Data records:
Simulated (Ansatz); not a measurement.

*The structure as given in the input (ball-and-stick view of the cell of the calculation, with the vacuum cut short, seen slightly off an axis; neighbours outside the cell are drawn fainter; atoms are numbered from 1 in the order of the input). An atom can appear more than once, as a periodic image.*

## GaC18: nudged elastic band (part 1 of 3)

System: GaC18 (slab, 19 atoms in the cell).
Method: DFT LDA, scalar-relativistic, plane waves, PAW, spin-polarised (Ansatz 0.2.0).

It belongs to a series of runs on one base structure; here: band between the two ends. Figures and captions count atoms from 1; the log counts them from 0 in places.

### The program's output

Requirement:
Exactly as they appear, restate all of the entries.

Your response:
Simulated (Ansatz); not a measurement.

*The structure as given in the input (ball-and-stick view of the cell of the calculation, with the vacuum cut short, seen slightly off an axis; neighbours outside the cell are drawn fainter; atoms are numbered from 1 in the order of the input). An atom can appear more than once, as a periodic image.*

## GaC18: nudged elastic band (part 1 of 3)

System: GaC18 (slab, 19 atoms in the cell).
Method: DFT LDA, scalar-relativistic, plane waves, PAW, spin-polarised (Ansatz 0.2.0).

It belongs to a series of runs on one base structure; here: band between the two ends. Figures and captions count atoms from 1; the log counts them from 0 in places.

### The program's output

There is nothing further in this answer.